..........

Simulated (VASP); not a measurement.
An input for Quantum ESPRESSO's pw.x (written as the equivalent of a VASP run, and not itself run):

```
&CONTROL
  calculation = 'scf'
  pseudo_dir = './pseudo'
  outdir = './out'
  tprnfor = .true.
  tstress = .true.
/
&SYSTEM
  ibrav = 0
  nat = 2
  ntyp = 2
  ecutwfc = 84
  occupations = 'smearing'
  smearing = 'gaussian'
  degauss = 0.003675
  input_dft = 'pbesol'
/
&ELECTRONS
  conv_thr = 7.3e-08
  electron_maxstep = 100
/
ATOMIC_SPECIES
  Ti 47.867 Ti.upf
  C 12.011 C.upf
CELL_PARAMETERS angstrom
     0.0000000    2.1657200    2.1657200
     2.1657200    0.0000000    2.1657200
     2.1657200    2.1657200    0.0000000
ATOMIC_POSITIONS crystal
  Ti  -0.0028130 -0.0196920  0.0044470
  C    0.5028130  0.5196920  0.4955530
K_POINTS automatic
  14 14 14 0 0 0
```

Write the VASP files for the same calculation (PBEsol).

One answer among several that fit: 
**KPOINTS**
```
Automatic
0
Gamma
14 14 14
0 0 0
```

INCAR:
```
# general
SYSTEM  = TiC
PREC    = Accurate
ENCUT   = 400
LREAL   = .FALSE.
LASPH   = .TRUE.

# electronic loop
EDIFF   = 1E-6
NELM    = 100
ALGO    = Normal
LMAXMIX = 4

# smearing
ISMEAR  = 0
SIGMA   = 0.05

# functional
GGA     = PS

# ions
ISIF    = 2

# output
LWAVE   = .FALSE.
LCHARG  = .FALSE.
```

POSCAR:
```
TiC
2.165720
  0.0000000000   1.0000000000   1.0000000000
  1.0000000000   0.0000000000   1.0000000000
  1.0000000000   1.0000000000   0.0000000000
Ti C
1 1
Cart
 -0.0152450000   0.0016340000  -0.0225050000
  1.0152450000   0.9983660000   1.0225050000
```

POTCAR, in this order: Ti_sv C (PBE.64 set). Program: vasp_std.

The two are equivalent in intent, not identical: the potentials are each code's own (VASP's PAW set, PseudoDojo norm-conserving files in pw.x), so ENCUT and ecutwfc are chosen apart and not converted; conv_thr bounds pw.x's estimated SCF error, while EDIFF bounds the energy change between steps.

..........

_ACTIVITY:_ All lines from the first line of the listing above through the line containing "Write the VASP" are to be retyped exactly. Leave out any other line.

_WRITTEN SOLUTION:_
Simulated (VASP); not a measurement.
An input for Quantum ESPRESSO's pw.x (written as the equivalent of a VASP run, and not itself run):

```
&CONTROL
  calculation = 'scf'
  pseudo_dir = './pseudo'
  outdir = './out'
  tprnfor = .true.
  tstress = .true.
/
&SYSTEM
  ibrav = 0
  nat = 2
  ntyp = 2
  ecutwfc = 84
  occupations = 'smearing'
  smearing = 'gaussian'
  degauss = 0.003675
  input_dft = 'pbesol'
/
&ELECTRONS
  conv_thr = 7.3e-08
  electron_maxstep = 100
/
ATOMIC_SPECIES
  Ti 47.867 Ti.upf
  C 12.011 C.upf
CELL_PARAMETERS angstrom
     0.0000000    2.1657200    2.1657200
     2.1657200    0.0000000    2.1657200
     2.1657200    2.1657200    0.0000000
ATOMIC_POSITIONS crystal
  Ti  -0.0028130 -0.0196920  0.0044470
  C    0.5028130  0.5196920  0.4955530
K_POINTS automatic
  14 14 14 0 0 0
```

Write the VASP files for the same calculation (PBEsol).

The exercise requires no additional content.